▸ **Required action**:
The complete listing should be transcribed precisely.

== Data for review

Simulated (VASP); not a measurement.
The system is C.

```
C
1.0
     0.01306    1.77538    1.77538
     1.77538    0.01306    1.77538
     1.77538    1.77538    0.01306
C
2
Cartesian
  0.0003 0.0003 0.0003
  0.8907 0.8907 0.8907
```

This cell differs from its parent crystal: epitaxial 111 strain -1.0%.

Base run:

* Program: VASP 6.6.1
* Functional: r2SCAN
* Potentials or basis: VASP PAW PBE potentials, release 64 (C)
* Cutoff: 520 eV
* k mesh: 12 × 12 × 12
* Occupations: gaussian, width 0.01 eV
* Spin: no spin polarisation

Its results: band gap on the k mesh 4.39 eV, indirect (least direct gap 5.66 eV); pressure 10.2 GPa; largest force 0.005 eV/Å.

====

▸ **Task output**:
Simulated (VASP); not a measurement.
The system is C.

```
C
1.0
     0.01306    1.77538    1.77538
     1.77538    0.01306    1.77538
     1.77538    1.77538    0.01306
C
2
Cartesian
  0.0003 0.0003 0.0003
  0.8907 0.8907 0.8907
```

This cell differs from its parent crystal: epitaxial 111 strain -1.0%.

Base run:

* Program: VASP 6.6.1
* Functional: r2SCAN
* Potentials or basis: VASP PAW PBE potentials, release 64 (C)
* Cutoff: 520 eV
* k mesh: 12 × 12 × 12
* Occupations: gaussian, width 0.01 eV
* Spin: no spin polarisation

Its results: band gap on the k mesh 4.39 eV, indirect (least direct gap 5.66 eV); pressure 10.2 GPa; largest force 0.005 eV/Å.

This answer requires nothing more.